Data provided:
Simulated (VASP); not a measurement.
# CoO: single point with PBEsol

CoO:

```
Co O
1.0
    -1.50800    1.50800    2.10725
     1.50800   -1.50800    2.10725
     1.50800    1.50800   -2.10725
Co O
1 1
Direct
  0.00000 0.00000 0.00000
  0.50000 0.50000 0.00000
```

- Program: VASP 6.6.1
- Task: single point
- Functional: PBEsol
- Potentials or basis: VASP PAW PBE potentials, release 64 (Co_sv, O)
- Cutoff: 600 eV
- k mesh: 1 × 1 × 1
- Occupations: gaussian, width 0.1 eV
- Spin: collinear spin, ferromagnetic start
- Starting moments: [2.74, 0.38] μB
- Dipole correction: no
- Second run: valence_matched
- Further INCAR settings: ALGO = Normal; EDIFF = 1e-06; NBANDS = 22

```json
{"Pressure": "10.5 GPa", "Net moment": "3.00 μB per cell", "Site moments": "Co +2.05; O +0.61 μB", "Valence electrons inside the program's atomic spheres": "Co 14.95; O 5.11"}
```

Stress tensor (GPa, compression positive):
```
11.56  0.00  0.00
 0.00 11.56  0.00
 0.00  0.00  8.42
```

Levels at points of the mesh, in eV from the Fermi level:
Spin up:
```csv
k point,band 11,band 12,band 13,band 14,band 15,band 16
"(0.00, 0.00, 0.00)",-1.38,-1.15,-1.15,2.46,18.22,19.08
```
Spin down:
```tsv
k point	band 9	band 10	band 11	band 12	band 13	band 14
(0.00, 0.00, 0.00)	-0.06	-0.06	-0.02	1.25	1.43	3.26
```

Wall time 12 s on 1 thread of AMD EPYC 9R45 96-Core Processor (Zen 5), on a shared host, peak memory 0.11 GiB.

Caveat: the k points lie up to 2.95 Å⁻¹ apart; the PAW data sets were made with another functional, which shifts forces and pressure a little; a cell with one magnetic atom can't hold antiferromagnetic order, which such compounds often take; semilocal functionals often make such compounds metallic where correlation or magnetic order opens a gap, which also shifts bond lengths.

Requirement: Lines from the first one above through the line containing "- Occupations: gaussian, width 0.1 eV" are to be retyped exactly, both included, and nothing more.

Expected answer:
Simulated (VASP); not a measurement.
# CoO: single point with PBEsol

CoO:

```
Co O
1.0
    -1.50800    1.50800    2.10725
     1.50800   -1.50800    2.10725
     1.50800    1.50800   -2.10725
Co O
1 1
Direct
  0.00000 0.00000 0.00000
  0.50000 0.50000 0.00000
```

- Program: VASP 6.6.1
- Task: single point
- Functional: PBEsol
- Potentials or basis: VASP PAW PBE potentials, release 64 (Co_sv, O)
- Cutoff: 600 eV
- k mesh: 1 × 1 × 1
- Occupations: gaussian, width 0.1 eV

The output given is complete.